Required action » Would you reproduce exactly the lines below from the one holding "SMILES with atom" through the one holding "Orbital energies (eV): HOMO-3", inclusive, and no others?

Available data »
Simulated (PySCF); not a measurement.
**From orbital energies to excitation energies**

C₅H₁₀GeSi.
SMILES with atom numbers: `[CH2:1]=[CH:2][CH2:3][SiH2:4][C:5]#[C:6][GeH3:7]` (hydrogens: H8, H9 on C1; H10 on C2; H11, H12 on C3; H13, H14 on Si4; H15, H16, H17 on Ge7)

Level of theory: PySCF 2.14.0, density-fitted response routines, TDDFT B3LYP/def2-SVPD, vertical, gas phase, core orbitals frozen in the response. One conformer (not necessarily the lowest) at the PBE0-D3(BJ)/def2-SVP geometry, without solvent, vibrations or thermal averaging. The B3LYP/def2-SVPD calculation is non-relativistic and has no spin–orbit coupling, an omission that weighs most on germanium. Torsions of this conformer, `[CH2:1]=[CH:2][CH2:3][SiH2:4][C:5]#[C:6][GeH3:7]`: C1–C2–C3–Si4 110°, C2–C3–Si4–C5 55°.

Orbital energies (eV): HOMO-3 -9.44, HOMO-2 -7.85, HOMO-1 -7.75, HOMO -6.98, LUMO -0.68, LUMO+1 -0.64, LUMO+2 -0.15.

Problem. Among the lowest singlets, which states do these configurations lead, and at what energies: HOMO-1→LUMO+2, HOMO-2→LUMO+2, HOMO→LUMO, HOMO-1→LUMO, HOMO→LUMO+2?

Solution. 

Exercise answer »
SMILES with atom numbers: `[CH2:1]=[CH:2][CH2:3][SiH2:4][C:5]#[C:6][GeH3:7]` (hydrogens: H8, H9 on C1; H10 on C2; H11, H12 on C3; H13, H14 on Si4; H15, H16, H17 on Ge7)

Level of theory: PySCF 2.14.0, density-fitted response routines, TDDFT B3LYP/def2-SVPD, vertical, gas phase, core orbitals frozen in the response. One conformer (not necessarily the lowest) at the PBE0-D3(BJ)/def2-SVP geometry, without solvent, vibrations or thermal averaging. The B3LYP/def2-SVPD calculation is non-relativistic and has no spin–orbit coupling, an omission that weighs most on germanium. Torsions of this conformer, `[CH2:1]=[CH:2][CH2:3][SiH2:4][C:5]#[C:6][GeH3:7]`: C1–C2–C3–Si4 110°, C2–C3–Si4–C5 55°.

Orbital energies (eV): HOMO-3 -9.44, HOMO-2 -7.85, HOMO-1 -7.75, HOMO -6.98, LUMO -0.68, LUMO+1 -0.64, LUMO+2 -0.15.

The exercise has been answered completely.